• Work instruction: An exact reproduction of all the entries below is required.

_ _ _
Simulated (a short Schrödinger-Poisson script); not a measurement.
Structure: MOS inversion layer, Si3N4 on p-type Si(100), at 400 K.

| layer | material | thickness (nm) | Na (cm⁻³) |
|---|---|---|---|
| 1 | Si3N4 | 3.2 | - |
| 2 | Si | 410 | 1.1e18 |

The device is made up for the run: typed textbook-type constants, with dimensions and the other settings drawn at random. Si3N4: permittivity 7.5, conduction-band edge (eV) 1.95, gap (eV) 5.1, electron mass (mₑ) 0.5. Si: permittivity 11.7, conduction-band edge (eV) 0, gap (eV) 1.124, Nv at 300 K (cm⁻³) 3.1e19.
_ _ _

• Result:
Simulated (a short Schrödinger-Poisson script); not a measurement.
Structure: MOS inversion layer, Si3N4 on p-type Si(100), at 400 K.

| layer | material | thickness (nm) | Na (cm⁻³) |
|---|---|---|---|
| 1 | Si3N4 | 3.2 | - |
| 2 | Si | 410 | 1.1e18 |

The device is made up for the run: typed textbook-type constants, with dimensions and the other settings drawn at random. Si3N4: permittivity 7.5, conduction-band edge (eV) 1.95, gap (eV) 5.1, electron mass (mₑ) 0.5. Si: permittivity 11.7, conduction-band edge (eV) 0, gap (eV) 1.124, Nv at 300 K (cm⁻³) 3.1e19.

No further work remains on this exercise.